### [EXERCISE]
Repeat the stretch of entries below from the line with "Reference cell: an" through the line with "Question: Fill in". Include both ends and add nothing.

========
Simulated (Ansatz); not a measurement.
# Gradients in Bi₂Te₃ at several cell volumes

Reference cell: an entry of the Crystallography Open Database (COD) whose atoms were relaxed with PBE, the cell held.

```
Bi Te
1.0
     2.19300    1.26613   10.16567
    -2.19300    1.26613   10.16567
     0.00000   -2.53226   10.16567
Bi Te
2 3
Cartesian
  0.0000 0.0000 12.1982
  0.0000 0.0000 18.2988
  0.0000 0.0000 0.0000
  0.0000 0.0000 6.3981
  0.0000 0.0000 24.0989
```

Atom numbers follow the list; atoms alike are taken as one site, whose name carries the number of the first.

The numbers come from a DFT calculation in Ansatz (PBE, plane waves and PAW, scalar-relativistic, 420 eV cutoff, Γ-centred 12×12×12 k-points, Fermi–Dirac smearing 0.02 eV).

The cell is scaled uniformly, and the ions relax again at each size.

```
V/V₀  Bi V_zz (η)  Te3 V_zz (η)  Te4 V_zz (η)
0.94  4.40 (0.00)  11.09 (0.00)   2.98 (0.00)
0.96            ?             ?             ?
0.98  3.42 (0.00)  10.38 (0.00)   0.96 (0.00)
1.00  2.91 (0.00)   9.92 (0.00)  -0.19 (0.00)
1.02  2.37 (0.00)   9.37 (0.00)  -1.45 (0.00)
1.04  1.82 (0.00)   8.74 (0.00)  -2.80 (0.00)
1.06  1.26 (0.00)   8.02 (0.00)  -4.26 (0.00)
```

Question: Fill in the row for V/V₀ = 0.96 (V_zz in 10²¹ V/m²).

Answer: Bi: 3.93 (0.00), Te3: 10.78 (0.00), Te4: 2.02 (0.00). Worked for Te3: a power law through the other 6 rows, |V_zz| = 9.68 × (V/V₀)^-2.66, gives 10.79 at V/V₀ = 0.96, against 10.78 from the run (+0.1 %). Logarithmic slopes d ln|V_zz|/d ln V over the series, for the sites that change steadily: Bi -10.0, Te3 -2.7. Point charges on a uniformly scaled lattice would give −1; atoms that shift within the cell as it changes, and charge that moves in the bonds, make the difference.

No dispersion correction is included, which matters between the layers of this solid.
========

### [TASK SOLUTION]
Reference cell: an entry of the Crystallography Open Database (COD) whose atoms were relaxed with PBE, the cell held.

```
Bi Te
1.0
     2.19300    1.26613   10.16567
    -2.19300    1.26613   10.16567
     0.00000   -2.53226   10.16567
Bi Te
2 3
Cartesian
  0.0000 0.0000 12.1982
  0.0000 0.0000 18.2988
  0.0000 0.0000 0.0000
  0.0000 0.0000 6.3981
  0.0000 0.0000 24.0989
```

Atom numbers follow the list; atoms alike are taken as one site, whose name carries the number of the first.

The numbers come from a DFT calculation in Ansatz (PBE, plane waves and PAW, scalar-relativistic, 420 eV cutoff, Γ-centred 12×12×12 k-points, Fermi–Dirac smearing 0.02 eV).

The cell is scaled uniformly, and the ions relax again at each size.

```
V/V₀  Bi V_zz (η)  Te3 V_zz (η)  Te4 V_zz (η)
0.94  4.40 (0.00)  11.09 (0.00)   2.98 (0.00)
0.96            ?             ?             ?
0.98  3.42 (0.00)  10.38 (0.00)   0.96 (0.00)
1.00  2.91 (0.00)   9.92 (0.00)  -0.19 (0.00)
1.02  2.37 (0.00)   9.37 (0.00)  -1.45 (0.00)
1.04  1.82 (0.00)   8.74 (0.00)  -2.80 (0.00)
1.06  1.26 (0.00)   8.02 (0.00)  -4.26 (0.00)
```

Question: Fill in the row for V/V₀ = 0.96 (V_zz in 10²¹ V/m²).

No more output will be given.